◆ DATA LISTING ◆
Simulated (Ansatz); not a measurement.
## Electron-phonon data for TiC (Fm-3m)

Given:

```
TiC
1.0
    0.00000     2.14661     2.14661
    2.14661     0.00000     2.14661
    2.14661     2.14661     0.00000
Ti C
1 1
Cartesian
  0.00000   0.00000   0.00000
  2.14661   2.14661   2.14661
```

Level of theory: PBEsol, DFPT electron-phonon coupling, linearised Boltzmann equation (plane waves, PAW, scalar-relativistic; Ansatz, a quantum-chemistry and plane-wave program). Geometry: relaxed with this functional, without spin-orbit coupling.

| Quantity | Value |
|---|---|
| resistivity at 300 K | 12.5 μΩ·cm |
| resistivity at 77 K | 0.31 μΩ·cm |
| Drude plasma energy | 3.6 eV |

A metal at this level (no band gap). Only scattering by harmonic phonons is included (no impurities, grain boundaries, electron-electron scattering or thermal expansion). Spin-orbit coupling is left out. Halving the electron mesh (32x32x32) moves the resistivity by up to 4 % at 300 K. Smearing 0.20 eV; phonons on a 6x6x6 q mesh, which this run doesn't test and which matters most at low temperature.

◆ WORK ORDER ◆
Go back to the listing above. Copy word for word the lines from the one with "Level of theory: PBEsol, DFPT" through the one with "energy | 3.6 eV |", and nothing more.

◆ TASK SOLUTION ◆
Level of theory: PBEsol, DFPT electron-phonon coupling, linearised Boltzmann equation (plane waves, PAW, scalar-relativistic; Ansatz, a quantum-chemistry and plane-wave program). Geometry: relaxed with this functional, without spin-orbit coupling.

| Quantity | Value |
|---|---|
| resistivity at 300 K | 12.5 μΩ·cm |
| resistivity at 77 K | 0.31 μΩ·cm |
| Drude plasma energy | 3.6 eV |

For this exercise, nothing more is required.